WORK TASK
Reproduce the material that follows, please, but only from its first line to the line containing "One way to write", inclusive.

RECORDS SUPPLIED
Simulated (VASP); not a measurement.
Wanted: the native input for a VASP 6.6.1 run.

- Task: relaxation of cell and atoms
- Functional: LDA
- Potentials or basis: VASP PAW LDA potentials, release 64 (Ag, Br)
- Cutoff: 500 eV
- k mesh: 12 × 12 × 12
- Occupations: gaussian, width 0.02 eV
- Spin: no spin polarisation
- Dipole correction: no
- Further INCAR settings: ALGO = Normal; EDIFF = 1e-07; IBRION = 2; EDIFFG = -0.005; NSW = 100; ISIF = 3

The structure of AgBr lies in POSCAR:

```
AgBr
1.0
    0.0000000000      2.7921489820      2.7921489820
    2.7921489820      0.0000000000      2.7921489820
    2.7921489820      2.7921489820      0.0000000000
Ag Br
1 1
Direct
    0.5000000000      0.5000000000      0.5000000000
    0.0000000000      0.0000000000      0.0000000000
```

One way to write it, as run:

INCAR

EXERCISE OUTPUT
Simulated (VASP); not a measurement.
Wanted: the native input for a VASP 6.6.1 run.

- Task: relaxation of cell and atoms
- Functional: LDA
- Potentials or basis: VASP PAW LDA potentials, release 64 (Ag, Br)
- Cutoff: 500 eV
- k mesh: 12 × 12 × 12
- Occupations: gaussian, width 0.02 eV
- Spin: no spin polarisation
- Dipole correction: no
- Further INCAR settings: ALGO = Normal; EDIFF = 1e-07; IBRION = 2; EDIFFG = -0.005; NSW = 100; ISIF = 3

The structure of AgBr lies in POSCAR:

```
AgBr
1.0
    0.0000000000      2.7921489820      2.7921489820
    2.7921489820      0.0000000000      2.7921489820
    2.7921489820      2.7921489820      0.0000000000
Ag Br
1 1
Direct
    0.5000000000      0.5000000000      0.5000000000
    0.0000000000      0.0000000000      0.0000000000
```

One way to write it, as run:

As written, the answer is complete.